Brief: Please transcribe every entry below exactly as written.

Information given:
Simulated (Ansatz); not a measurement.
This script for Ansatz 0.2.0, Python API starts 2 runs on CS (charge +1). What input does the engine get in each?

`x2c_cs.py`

Exercise response:
Simulated (Ansatz); not a measurement.
This script for Ansatz 0.2.0, Python API starts 2 runs on CS (charge +1). What input does the engine get in each?

`x2c_cs.py`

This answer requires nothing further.